*** Opening Listed records ***

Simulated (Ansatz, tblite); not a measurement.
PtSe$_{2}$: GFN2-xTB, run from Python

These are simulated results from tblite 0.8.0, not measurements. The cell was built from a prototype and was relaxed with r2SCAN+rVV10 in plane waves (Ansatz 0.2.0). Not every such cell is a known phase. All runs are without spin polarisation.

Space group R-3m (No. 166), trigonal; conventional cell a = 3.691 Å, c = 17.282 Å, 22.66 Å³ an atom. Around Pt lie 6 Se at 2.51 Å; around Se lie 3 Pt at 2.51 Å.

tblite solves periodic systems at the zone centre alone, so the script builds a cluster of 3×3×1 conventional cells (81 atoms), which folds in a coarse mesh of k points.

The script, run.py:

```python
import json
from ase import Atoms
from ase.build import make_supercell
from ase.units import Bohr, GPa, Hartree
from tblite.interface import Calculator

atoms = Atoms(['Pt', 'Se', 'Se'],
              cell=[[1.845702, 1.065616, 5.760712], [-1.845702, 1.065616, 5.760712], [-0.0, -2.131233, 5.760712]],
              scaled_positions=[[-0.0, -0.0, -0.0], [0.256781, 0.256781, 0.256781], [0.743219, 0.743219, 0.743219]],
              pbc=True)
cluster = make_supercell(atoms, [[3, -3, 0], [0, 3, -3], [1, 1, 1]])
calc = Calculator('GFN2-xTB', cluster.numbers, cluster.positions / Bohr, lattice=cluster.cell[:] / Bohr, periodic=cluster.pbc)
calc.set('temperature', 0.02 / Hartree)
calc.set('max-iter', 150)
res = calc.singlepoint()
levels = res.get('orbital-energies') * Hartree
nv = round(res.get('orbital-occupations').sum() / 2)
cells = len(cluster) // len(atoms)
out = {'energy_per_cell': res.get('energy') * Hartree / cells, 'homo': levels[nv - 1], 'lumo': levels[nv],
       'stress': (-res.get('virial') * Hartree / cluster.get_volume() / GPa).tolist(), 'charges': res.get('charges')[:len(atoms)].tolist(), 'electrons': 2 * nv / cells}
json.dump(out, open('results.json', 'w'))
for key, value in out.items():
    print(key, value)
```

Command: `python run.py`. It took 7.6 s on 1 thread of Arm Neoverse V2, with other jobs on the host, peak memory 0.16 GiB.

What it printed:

*** Closing Listed records ***

## Work order
Begin with the first line of the listing and copy exactly through the line that contains "run from Python", please, keeping both ends and leaving out everything after.

## Written reply
Simulated (Ansatz, tblite); not a measurement.
PtSe$_{2}$: GFN2-xTB, run from Python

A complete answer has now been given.